● Action item:
The data below is to be repeated in full, exactly as given.

● Records supplied:
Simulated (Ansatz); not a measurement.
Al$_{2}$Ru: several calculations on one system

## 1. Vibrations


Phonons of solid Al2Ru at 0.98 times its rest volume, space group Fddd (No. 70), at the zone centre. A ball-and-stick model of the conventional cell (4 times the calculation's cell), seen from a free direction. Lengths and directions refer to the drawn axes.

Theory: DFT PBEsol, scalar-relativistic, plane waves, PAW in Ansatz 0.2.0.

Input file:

● Result:
Simulated (Ansatz); not a measurement.
Al$_{2}$Ru: several calculations on one system

## 1. Vibrations


Phonons of solid Al2Ru at 0.98 times its rest volume, space group Fddd (No. 70), at the zone centre. A ball-and-stick model of the conventional cell (4 times the calculation's cell), seen from a free direction. Lengths and directions refer to the drawn axes.

Theory: DFT PBEsol, scalar-relativistic, plane waves, PAW in Ansatz 0.2.0.

Input file:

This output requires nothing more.